<<<<

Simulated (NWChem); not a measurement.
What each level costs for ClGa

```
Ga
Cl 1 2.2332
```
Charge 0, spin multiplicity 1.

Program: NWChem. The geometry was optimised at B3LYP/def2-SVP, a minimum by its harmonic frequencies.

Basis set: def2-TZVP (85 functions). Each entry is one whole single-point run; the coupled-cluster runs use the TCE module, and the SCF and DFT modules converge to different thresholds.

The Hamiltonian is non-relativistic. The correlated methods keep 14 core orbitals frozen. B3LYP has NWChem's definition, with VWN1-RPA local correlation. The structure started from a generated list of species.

>>>>

Exercise:
Your job is to restate all of the data word for word.

Written answer:
Simulated (NWChem); not a measurement.
What each level costs for ClGa

```
Ga
Cl 1 2.2332
```
Charge 0, spin multiplicity 1.

Program: NWChem. The geometry was optimised at B3LYP/def2-SVP, a minimum by its harmonic frequencies.

Basis set: def2-TZVP (85 functions). Each entry is one whole single-point run; the coupled-cluster runs use the TCE module, and the SCF and DFT modules converge to different thresholds.

The Hamiltonian is non-relativistic. The correlated methods keep 14 core orbitals frozen. B3LYP has NWChem's definition, with VWN1-RPA local correlation. The structure started from a generated list of species.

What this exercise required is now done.